**INFORMATION:**
# # #

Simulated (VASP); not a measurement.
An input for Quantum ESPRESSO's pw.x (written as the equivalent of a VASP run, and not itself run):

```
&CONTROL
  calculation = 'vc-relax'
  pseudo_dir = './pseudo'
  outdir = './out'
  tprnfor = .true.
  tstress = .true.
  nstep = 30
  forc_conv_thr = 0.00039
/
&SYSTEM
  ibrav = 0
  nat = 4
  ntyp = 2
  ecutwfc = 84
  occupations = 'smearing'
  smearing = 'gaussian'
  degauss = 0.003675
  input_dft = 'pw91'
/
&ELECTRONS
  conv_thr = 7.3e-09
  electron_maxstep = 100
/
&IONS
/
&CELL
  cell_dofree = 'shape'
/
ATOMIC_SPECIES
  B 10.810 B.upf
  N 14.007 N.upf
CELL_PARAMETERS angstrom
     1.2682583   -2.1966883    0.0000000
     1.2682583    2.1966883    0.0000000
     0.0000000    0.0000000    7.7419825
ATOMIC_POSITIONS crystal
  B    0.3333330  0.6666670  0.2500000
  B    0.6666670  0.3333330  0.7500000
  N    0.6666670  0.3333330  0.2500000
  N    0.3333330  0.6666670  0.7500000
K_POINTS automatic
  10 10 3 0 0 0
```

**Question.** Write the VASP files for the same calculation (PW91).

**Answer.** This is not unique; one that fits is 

# # #

**ASSIGNED TASK:**
Begin at the first line of the entries above and copy every line exactly, ending with the line that contains "same calculation (PW91).".

**TASK SOLUTION:**
Simulated (VASP); not a measurement.
An input for Quantum ESPRESSO's pw.x (written as the equivalent of a VASP run, and not itself run):

```
&CONTROL
  calculation = 'vc-relax'
  pseudo_dir = './pseudo'
  outdir = './out'
  tprnfor = .true.
  tstress = .true.
  nstep = 30
  forc_conv_thr = 0.00039
/
&SYSTEM
  ibrav = 0
  nat = 4
  ntyp = 2
  ecutwfc = 84
  occupations = 'smearing'
  smearing = 'gaussian'
  degauss = 0.003675
  input_dft = 'pw91'
/
&ELECTRONS
  conv_thr = 7.3e-09
  electron_maxstep = 100
/
&IONS
/
&CELL
  cell_dofree = 'shape'
/
ATOMIC_SPECIES
  B 10.810 B.upf
  N 14.007 N.upf
CELL_PARAMETERS angstrom
     1.2682583   -2.1966883    0.0000000
     1.2682583    2.1966883    0.0000000
     0.0000000    0.0000000    7.7419825
ATOMIC_POSITIONS crystal
  B    0.3333330  0.6666670  0.2500000
  B    0.6666670  0.3333330  0.7500000
  N    0.6666670  0.3333330  0.2500000
  N    0.3333330  0.6666670  0.7500000
K_POINTS automatic
  10 10 3 0 0 0
```

**Question.** Write the VASP files for the same calculation (PW91).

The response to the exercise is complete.